**Recorded data**
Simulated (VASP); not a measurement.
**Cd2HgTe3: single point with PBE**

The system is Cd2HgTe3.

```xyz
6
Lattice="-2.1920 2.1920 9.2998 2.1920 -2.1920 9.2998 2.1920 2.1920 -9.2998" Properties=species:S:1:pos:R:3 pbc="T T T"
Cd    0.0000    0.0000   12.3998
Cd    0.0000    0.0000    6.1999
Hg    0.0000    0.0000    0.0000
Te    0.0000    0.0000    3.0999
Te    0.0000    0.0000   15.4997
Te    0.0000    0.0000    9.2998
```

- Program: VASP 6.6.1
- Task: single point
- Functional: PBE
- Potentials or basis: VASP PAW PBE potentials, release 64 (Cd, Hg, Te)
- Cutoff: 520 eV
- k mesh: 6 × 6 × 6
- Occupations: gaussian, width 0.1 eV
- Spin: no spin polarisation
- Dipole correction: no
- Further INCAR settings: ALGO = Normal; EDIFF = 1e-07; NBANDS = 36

**Activity**
In the listing above, find the line containing "- Task: single point" and the line containing "- Dipole correction: no", then quote both, plus every line between them, exactly as written.

**Response area**
- Task: single point
- Functional: PBE
- Potentials or basis: VASP PAW PBE potentials, release 64 (Cd, Hg, Te)
- Cutoff: 520 eV
- k mesh: 6 × 6 × 6
- Occupations: gaussian, width 0.1 eV
- Spin: no spin polarisation
- Dipole correction: no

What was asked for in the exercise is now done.